- _WORK REQUEST_
Return verbatim every line from the first line of the data below to the line that contains "PBEsol binds more", inclusive, and no further.

▬▬▬▬▬▬

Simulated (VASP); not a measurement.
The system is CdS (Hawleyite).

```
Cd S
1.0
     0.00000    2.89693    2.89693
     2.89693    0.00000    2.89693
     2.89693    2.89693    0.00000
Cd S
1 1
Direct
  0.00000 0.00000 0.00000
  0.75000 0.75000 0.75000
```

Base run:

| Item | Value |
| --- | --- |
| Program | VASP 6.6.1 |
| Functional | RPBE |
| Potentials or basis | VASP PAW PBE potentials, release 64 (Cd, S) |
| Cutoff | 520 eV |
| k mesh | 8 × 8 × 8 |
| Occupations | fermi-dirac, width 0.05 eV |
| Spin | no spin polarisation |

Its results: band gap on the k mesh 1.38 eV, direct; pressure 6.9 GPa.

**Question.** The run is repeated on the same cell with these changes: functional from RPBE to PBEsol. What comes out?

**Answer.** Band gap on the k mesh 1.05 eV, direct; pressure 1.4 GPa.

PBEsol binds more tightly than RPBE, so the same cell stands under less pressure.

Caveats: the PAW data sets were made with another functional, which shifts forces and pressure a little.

▬▬▬▬▬▬

- _SOLUTION_
Simulated (VASP); not a measurement.
The system is CdS (Hawleyite).

```
Cd S
1.0
     0.00000    2.89693    2.89693
     2.89693    0.00000    2.89693
     2.89693    2.89693    0.00000
Cd S
1 1
Direct
  0.00000 0.00000 0.00000
  0.75000 0.75000 0.75000
```

Base run:

| Item | Value |
| --- | --- |
| Program | VASP 6.6.1 |
| Functional | RPBE |
| Potentials or basis | VASP PAW PBE potentials, release 64 (Cd, S) |
| Cutoff | 520 eV |
| k mesh | 8 × 8 × 8 |
| Occupations | fermi-dirac, width 0.05 eV |
| Spin | no spin polarisation |

Its results: band gap on the k mesh 1.38 eV, direct; pressure 6.9 GPa.

**Question.** The run is repeated on the same cell with these changes: functional from RPBE to PBEsol. What comes out?

**Answer.** Band gap on the k mesh 1.05 eV, direct; pressure 1.4 GPa.

PBEsol binds more tightly than RPBE, so the same cell stands under less pressure.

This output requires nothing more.